**Work instruction**:
Look through the listing below and write out exactly the lines from the line with "Ansatz 0.2.0 |" to the line with "does VASP return?", both included, and no others.

**Information shown**:
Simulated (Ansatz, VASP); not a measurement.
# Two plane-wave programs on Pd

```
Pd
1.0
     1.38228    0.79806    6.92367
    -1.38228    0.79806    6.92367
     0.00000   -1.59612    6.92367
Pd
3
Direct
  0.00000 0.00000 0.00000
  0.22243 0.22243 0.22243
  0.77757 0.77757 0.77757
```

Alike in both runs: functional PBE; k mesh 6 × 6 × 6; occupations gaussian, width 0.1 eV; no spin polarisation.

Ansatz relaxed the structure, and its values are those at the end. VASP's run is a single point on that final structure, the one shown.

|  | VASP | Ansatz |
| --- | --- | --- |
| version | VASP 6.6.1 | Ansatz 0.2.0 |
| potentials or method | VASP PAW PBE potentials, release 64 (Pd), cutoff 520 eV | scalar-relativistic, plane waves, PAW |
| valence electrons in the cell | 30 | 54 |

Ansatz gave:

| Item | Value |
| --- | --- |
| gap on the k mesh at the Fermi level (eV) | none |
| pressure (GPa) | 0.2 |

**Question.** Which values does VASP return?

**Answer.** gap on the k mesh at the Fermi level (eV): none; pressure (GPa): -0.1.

**Written response**:
| version | VASP 6.6.1 | Ansatz 0.2.0 |
| potentials or method | VASP PAW PBE potentials, release 64 (Pd), cutoff 520 eV | scalar-relativistic, plane waves, PAW |
| valence electrons in the cell | 30 | 54 |

Ansatz gave:

| Item | Value |
| --- | --- |
| gap on the k mesh at the Fermi level (eV) | none |
| pressure (GPa) | 0.2 |

**Question.** Which values does VASP return?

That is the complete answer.